• _Recorded data_
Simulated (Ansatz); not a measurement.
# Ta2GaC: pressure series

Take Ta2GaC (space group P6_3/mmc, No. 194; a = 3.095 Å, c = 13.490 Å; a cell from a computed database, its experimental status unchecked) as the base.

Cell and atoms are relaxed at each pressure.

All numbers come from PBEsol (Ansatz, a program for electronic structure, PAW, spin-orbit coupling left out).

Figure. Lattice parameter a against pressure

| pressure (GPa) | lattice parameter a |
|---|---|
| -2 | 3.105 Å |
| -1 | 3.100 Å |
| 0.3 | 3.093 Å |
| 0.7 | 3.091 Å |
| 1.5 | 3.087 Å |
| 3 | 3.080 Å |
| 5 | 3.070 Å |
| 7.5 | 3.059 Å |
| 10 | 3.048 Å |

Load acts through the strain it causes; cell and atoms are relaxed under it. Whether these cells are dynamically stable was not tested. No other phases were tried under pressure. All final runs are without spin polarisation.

• _Work task_
Could you output, exactly and with nothing else, the lines from the start of the records through the line containing "10 | 3.048 Å |"?

• _Written answer_
Simulated (Ansatz); not a measurement.
# Ta2GaC: pressure series

Take Ta2GaC (space group P6_3/mmc, No. 194; a = 3.095 Å, c = 13.490 Å; a cell from a computed database, its experimental status unchecked) as the base.

Cell and atoms are relaxed at each pressure.

All numbers come from PBEsol (Ansatz, a program for electronic structure, PAW, spin-orbit coupling left out).

Figure. Lattice parameter a against pressure

| pressure (GPa) | lattice parameter a |
|---|---|
| -2 | 3.105 Å |
| -1 | 3.100 Å |
| 0.3 | 3.093 Å |
| 0.7 | 3.091 Å |
| 1.5 | 3.087 Å |
| 3 | 3.080 Å |
| 5 | 3.070 Å |
| 7.5 | 3.059 Å |
| 10 | 3.048 Å |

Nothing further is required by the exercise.